### RECORDED INFORMATION
****************
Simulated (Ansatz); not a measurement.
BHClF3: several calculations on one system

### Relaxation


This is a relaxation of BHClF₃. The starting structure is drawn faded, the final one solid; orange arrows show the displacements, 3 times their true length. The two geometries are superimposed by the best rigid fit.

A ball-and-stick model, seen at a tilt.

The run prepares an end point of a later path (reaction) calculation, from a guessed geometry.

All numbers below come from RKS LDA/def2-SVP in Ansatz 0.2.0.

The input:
****************

### REQUIRED ACTION
From the data above, extract every line in its exact form.

### RESPONSE AREA
Simulated (Ansatz); not a measurement.
BHClF3: several calculations on one system

### Relaxation


This is a relaxation of BHClF₃. The starting structure is drawn faded, the final one solid; orange arrows show the displacements, 3 times their true length. The two geometries are superimposed by the best rigid fit.

A ball-and-stick model, seen at a tilt.

The run prepares an end point of a later path (reaction) calculation, from a guessed geometry.

All numbers below come from RKS LDA/def2-SVP in Ansatz 0.2.0.

The input:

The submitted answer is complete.